> [SUPPLIED MATERIAL]
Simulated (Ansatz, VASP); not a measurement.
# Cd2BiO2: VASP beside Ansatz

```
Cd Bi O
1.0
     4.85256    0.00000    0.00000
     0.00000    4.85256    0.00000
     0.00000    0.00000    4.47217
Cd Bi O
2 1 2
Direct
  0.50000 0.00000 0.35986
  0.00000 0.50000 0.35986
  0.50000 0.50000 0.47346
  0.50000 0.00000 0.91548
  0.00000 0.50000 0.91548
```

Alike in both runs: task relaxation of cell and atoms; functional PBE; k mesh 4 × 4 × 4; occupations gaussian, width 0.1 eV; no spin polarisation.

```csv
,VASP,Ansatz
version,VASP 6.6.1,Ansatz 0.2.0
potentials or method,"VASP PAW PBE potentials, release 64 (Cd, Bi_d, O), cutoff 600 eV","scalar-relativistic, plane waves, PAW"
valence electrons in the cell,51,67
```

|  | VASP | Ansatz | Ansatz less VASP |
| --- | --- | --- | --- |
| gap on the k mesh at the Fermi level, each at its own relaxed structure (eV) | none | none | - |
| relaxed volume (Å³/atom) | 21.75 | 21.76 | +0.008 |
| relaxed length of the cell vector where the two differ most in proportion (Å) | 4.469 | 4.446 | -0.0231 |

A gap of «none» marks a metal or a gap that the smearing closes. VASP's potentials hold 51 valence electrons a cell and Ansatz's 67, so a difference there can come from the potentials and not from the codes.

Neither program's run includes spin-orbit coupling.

> [TASK ITEM]
Begin with the first line of the listing and copy exactly through the line that contains "from the codes.", please, keeping both ends and leaving out everything after.

> [TASK RESPONSE]
Simulated (Ansatz, VASP); not a measurement.
# Cd2BiO2: VASP beside Ansatz

```
Cd Bi O
1.0
     4.85256    0.00000    0.00000
     0.00000    4.85256    0.00000
     0.00000    0.00000    4.47217
Cd Bi O
2 1 2
Direct
  0.50000 0.00000 0.35986
  0.00000 0.50000 0.35986
  0.50000 0.50000 0.47346
  0.50000 0.00000 0.91548
  0.00000 0.50000 0.91548
```

Alike in both runs: task relaxation of cell and atoms; functional PBE; k mesh 4 × 4 × 4; occupations gaussian, width 0.1 eV; no spin polarisation.

```csv
,VASP,Ansatz
version,VASP 6.6.1,Ansatz 0.2.0
potentials or method,"VASP PAW PBE potentials, release 64 (Cd, Bi_d, O), cutoff 600 eV","scalar-relativistic, plane waves, PAW"
valence electrons in the cell,51,67
```

|  | VASP | Ansatz | Ansatz less VASP |
| --- | --- | --- | --- |
| gap on the k mesh at the Fermi level, each at its own relaxed structure (eV) | none | none | - |
| relaxed volume (Å³/atom) | 21.75 | 21.76 | +0.008 |
| relaxed length of the cell vector where the two differ most in proportion (Å) | 4.469 | 4.446 | -0.0231 |

A gap of «none» marks a metal or a gap that the smearing closes. VASP's potentials hold 51 valence electrons a cell and Ansatz's 67, so a difference there can come from the potentials and not from the codes.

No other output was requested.